►

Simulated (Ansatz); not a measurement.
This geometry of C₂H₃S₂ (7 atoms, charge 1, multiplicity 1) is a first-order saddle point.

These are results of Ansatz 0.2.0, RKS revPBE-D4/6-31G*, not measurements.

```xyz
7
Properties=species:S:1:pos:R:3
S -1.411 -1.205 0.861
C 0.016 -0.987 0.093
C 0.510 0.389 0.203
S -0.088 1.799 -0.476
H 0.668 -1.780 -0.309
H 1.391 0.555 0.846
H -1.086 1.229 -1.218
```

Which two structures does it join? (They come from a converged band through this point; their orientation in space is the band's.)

◄

Action item: When the entries above are retyped, each line must stay exactly as it is.

Written answer:
Simulated (Ansatz); not a measurement.
This geometry of C₂H₃S₂ (7 atoms, charge 1, multiplicity 1) is a first-order saddle point.

These are results of Ansatz 0.2.0, RKS revPBE-D4/6-31G*, not measurements.

```xyz
7
Properties=species:S:1:pos:R:3
S -1.411 -1.205 0.861
C 0.016 -0.987 0.093
C 0.510 0.389 0.203
S -0.088 1.799 -0.476
H 0.668 -1.780 -0.309
H 1.391 0.555 0.846
H -1.086 1.229 -1.218
```

Which two structures does it join? (They come from a converged band through this point; their orientation in space is the band's.)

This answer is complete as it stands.